- [EXERCISE]: Could you reproduce all of the entries below without a single change?

Start of DATA TO EXAMINE

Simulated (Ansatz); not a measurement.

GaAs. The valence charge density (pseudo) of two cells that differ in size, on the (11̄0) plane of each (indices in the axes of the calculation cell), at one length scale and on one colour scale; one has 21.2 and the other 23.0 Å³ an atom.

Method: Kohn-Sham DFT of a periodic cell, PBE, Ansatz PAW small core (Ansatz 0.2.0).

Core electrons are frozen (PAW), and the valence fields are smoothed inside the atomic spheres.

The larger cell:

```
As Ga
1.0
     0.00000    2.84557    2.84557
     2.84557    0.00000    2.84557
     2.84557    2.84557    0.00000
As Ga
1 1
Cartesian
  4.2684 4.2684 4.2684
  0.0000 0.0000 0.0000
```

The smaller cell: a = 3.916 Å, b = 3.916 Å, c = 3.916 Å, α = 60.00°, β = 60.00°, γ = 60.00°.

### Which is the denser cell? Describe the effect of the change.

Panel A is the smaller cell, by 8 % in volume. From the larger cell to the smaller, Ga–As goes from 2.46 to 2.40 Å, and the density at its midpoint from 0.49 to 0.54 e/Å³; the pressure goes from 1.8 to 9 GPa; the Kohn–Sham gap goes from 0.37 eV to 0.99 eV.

End of DATA TO EXAMINE

- [WRITTEN ANSWER]:
Simulated (Ansatz); not a measurement.

GaAs. The valence charge density (pseudo) of two cells that differ in size, on the (11̄0) plane of each (indices in the axes of the calculation cell), at one length scale and on one colour scale; one has 21.2 and the other 23.0 Å³ an atom.

Method: Kohn-Sham DFT of a periodic cell, PBE, Ansatz PAW small core (Ansatz 0.2.0).

Core electrons are frozen (PAW), and the valence fields are smoothed inside the atomic spheres.

The larger cell:

```
As Ga
1.0
     0.00000    2.84557    2.84557
     2.84557    0.00000    2.84557
     2.84557    2.84557    0.00000
As Ga
1 1
Cartesian
  4.2684 4.2684 4.2684
  0.0000 0.0000 0.0000
```

The smaller cell: a = 3.916 Å, b = 3.916 Å, c = 3.916 Å, α = 60.00°, β = 60.00°, γ = 60.00°.

### Which is the denser cell? Describe the effect of the change.

Panel A is the smaller cell, by 8 % in volume. From the larger cell to the smaller, Ga–As goes from 2.46 to 2.40 Å, and the density at its midpoint from 0.49 to 0.54 e/Å³; the pressure goes from 1.8 to 9 GPa; the Kohn–Sham gap goes from 0.37 eV to 0.99 eV.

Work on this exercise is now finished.